## [REQUIREMENT]
Starting with the first line of the records, write out each line exactly until you have included the line containing "carbonyl carbon |".

RAW DATA START

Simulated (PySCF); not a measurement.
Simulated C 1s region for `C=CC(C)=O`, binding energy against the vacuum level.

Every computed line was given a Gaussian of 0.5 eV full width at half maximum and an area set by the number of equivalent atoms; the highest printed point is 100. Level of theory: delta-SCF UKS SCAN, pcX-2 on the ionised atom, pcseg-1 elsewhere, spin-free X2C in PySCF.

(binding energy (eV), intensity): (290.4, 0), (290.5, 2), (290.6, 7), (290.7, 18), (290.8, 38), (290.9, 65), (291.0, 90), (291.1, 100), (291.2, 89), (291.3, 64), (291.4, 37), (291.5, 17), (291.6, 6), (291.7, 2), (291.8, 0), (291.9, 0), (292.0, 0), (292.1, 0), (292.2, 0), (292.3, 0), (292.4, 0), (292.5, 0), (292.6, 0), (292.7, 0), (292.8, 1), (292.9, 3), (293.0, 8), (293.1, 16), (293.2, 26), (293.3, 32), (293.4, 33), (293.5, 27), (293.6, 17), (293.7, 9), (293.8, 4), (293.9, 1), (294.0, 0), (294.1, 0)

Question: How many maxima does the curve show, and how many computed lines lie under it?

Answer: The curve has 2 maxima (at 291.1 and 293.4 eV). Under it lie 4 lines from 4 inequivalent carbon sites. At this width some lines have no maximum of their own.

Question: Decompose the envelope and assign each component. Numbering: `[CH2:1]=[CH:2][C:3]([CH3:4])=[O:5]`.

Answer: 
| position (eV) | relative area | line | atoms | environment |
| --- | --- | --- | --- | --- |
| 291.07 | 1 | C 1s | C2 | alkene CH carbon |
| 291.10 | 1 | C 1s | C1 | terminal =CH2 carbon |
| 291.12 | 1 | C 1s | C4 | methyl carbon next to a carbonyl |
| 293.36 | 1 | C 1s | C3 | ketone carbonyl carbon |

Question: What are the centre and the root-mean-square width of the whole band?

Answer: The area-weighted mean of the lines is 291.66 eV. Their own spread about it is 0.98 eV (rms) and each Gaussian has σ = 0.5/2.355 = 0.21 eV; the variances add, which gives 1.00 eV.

RAW DATA END

## [WORKED SOLUTION]
Simulated (PySCF); not a measurement.
Simulated C 1s region for `C=CC(C)=O`, binding energy against the vacuum level.

Every computed line was given a Gaussian of 0.5 eV full width at half maximum and an area set by the number of equivalent atoms; the highest printed point is 100. Level of theory: delta-SCF UKS SCAN, pcX-2 on the ionised atom, pcseg-1 elsewhere, spin-free X2C in PySCF.

(binding energy (eV), intensity): (290.4, 0), (290.5, 2), (290.6, 7), (290.7, 18), (290.8, 38), (290.9, 65), (291.0, 90), (291.1, 100), (291.2, 89), (291.3, 64), (291.4, 37), (291.5, 17), (291.6, 6), (291.7, 2), (291.8, 0), (291.9, 0), (292.0, 0), (292.1, 0), (292.2, 0), (292.3, 0), (292.4, 0), (292.5, 0), (292.6, 0), (292.7, 0), (292.8, 1), (292.9, 3), (293.0, 8), (293.1, 16), (293.2, 26), (293.3, 32), (293.4, 33), (293.5, 27), (293.6, 17), (293.7, 9), (293.8, 4), (293.9, 1), (294.0, 0), (294.1, 0)

Question: How many maxima does the curve show, and how many computed lines lie under it?

Answer: The curve has 2 maxima (at 291.1 and 293.4 eV). Under it lie 4 lines from 4 inequivalent carbon sites. At this width some lines have no maximum of their own.

Question: Decompose the envelope and assign each component. Numbering: `[CH2:1]=[CH:2][C:3]([CH3:4])=[O:5]`.

Answer: 
| position (eV) | relative area | line | atoms | environment |
| --- | --- | --- | --- | --- |
| 291.07 | 1 | C 1s | C2 | alkene CH carbon |
| 291.10 | 1 | C 1s | C1 | terminal =CH2 carbon |
| 291.12 | 1 | C 1s | C4 | methyl carbon next to a carbonyl |
| 293.36 | 1 | C 1s | C3 | ketone carbonyl carbon |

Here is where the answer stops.